Dataset extract —
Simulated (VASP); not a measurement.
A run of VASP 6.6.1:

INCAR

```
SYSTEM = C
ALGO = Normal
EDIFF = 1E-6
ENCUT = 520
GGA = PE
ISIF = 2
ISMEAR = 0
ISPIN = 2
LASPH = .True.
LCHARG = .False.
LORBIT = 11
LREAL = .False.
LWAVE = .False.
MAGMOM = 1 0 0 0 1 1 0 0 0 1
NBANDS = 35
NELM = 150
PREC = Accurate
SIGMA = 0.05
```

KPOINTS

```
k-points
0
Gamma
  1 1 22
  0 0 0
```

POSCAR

Task item —
Hand back the listing exactly. Include every line.

Written answer —
Simulated (VASP); not a measurement.
A run of VASP 6.6.1:

INCAR

```
SYSTEM = C
ALGO = Normal
EDIFF = 1E-6
ENCUT = 520
GGA = PE
ISIF = 2
ISMEAR = 0
ISPIN = 2
LASPH = .True.
LCHARG = .False.
LORBIT = 11
LREAL = .False.
LWAVE = .False.
MAGMOM = 1 0 0 0 1 1 0 0 0 1
NBANDS = 35
NELM = 150
PREC = Accurate
SIGMA = 0.05
```

KPOINTS

```
k-points
0
Gamma
  1 1 22
  0 0 0
```

POSCAR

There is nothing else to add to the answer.